- **Given records**
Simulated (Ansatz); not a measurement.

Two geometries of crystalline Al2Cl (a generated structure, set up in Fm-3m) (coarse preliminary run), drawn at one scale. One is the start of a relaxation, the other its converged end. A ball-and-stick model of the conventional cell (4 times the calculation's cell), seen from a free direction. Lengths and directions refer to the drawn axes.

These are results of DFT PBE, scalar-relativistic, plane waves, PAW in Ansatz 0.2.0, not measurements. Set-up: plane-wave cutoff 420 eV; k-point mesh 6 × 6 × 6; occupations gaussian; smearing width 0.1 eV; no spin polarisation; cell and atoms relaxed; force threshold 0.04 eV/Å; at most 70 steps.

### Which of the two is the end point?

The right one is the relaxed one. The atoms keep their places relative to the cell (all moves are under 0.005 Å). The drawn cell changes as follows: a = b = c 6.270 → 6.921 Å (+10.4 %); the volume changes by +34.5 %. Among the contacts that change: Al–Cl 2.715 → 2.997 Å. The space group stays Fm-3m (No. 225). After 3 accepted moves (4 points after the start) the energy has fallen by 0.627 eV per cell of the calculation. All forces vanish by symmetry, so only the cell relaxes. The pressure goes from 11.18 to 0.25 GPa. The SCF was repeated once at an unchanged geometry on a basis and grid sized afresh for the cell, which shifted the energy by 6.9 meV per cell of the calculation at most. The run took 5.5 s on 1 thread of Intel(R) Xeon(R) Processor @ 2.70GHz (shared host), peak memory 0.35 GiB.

- **Task item**
The records above must be retyped in full, exactly.

- **Worked solution**
Simulated (Ansatz); not a measurement.

Two geometries of crystalline Al2Cl (a generated structure, set up in Fm-3m) (coarse preliminary run), drawn at one scale. One is the start of a relaxation, the other its converged end. A ball-and-stick model of the conventional cell (4 times the calculation's cell), seen from a free direction. Lengths and directions refer to the drawn axes.

These are results of DFT PBE, scalar-relativistic, plane waves, PAW in Ansatz 0.2.0, not measurements. Set-up: plane-wave cutoff 420 eV; k-point mesh 6 × 6 × 6; occupations gaussian; smearing width 0.1 eV; no spin polarisation; cell and atoms relaxed; force threshold 0.04 eV/Å; at most 70 steps.

### Which of the two is the end point?

The right one is the relaxed one. The atoms keep their places relative to the cell (all moves are under 0.005 Å). The drawn cell changes as follows: a = b = c 6.270 → 6.921 Å (+10.4 %); the volume changes by +34.5 %. Among the contacts that change: Al–Cl 2.715 → 2.997 Å. The space group stays Fm-3m (No. 225). After 3 accepted moves (4 points after the start) the energy has fallen by 0.627 eV per cell of the calculation. All forces vanish by symmetry, so only the cell relaxes. The pressure goes from 11.18 to 0.25 GPa. The SCF was repeated once at an unchanged geometry on a basis and grid sized afresh for the cell, which shifted the energy by 6.9 meV per cell of the calculation at most. The run took 5.5 s on 1 thread of Intel(R) Xeon(R) Processor @ 2.70GHz (shared host), peak memory 0.35 GiB.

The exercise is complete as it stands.